• _WORK ORDER_
Repeat the listing below word for word, stopping after the line that contains "It was reached".

#### EXTRACTED ENTRIES ####

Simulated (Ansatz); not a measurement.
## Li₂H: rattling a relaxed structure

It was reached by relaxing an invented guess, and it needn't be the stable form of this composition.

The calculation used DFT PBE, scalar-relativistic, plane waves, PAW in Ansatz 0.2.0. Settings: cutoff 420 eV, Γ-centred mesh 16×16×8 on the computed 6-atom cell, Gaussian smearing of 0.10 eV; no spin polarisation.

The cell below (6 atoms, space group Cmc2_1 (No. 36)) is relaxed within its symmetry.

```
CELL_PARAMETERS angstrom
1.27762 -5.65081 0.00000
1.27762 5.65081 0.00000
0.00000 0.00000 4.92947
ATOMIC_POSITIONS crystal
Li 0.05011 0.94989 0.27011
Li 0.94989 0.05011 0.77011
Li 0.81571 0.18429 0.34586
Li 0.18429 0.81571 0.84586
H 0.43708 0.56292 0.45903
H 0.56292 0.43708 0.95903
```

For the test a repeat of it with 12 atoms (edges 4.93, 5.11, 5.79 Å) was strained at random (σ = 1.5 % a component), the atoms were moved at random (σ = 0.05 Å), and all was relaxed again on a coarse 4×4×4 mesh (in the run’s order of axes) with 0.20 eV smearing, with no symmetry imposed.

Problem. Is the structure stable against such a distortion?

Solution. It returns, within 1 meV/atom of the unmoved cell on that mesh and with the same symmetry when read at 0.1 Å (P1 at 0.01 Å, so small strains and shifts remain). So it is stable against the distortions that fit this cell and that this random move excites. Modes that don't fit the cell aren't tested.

####

• _ANSWER SPACE_
Simulated (Ansatz); not a measurement.
## Li₂H: rattling a relaxed structure

It was reached by relaxing an invented guess, and it needn't be the stable form of this composition.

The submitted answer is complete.